## Work item:
Using the records below, output the stretch that opens with the line containing "On the command" and closes with the line containing "the default files**", exactly and including both lines, with nothing more.

::: Record extracts :::
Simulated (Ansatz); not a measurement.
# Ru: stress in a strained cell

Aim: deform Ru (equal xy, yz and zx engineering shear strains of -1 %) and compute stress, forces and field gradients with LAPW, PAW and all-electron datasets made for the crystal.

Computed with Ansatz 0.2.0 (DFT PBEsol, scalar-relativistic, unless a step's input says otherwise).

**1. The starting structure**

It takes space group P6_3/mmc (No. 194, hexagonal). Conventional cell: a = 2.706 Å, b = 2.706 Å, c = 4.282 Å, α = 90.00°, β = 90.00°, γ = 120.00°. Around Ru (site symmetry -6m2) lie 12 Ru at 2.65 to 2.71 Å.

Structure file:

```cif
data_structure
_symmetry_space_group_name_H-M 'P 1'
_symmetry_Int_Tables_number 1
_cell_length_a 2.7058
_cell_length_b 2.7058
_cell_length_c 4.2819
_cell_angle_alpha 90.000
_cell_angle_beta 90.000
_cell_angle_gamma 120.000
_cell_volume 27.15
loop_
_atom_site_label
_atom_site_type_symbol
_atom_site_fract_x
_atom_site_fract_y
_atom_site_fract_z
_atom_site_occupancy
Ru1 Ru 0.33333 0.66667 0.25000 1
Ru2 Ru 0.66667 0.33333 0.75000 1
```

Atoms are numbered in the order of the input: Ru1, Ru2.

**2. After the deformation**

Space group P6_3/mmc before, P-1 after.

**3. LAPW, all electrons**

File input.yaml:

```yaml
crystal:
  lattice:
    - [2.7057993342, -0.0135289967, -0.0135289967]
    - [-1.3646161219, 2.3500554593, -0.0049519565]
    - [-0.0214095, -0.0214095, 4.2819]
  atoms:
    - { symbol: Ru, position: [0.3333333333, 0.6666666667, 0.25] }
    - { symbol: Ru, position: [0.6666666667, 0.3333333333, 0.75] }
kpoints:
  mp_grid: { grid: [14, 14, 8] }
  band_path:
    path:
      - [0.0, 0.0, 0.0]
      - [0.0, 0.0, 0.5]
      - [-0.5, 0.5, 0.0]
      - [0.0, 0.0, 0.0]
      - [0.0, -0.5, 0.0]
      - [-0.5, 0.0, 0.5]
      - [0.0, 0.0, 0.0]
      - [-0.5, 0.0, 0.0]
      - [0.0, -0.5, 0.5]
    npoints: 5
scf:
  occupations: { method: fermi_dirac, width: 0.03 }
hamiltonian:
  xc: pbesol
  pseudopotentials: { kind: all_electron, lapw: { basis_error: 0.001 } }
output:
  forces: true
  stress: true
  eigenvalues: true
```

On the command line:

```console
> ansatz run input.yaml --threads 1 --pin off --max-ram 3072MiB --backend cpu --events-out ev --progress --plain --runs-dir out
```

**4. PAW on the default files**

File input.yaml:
:::

## Expected answer:
On the command line:

```console
> ansatz run input.yaml --threads 1 --pin off --max-ram 3072MiB --backend cpu --events-out ev --progress --plain --runs-dir out
```

**4. PAW on the default files**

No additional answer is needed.